Task item —
Here is a block of records. Copy every one of them exactly.

Provided records —
###
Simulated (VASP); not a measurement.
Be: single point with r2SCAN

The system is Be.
###

Task solution —
Simulated (VASP); not a measurement.
Be: single point with r2SCAN

The system is Be.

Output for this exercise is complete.